• **Activity**
Copy the data exactly. Leave nothing out.

*** Recorded data Section Begins ***

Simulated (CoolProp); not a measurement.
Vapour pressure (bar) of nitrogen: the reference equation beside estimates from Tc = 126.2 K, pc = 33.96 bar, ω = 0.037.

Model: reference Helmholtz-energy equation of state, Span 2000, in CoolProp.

*** Recorded data Section Ends ***

• **Exercise output**
Simulated (CoolProp); not a measurement.
Vapour pressure (bar) of nitrogen: the reference equation beside estimates from Tc = 126.2 K, pc = 33.96 bar, ω = 0.037.

Model: reference Helmholtz-energy equation of state, Span 2000, in CoolProp.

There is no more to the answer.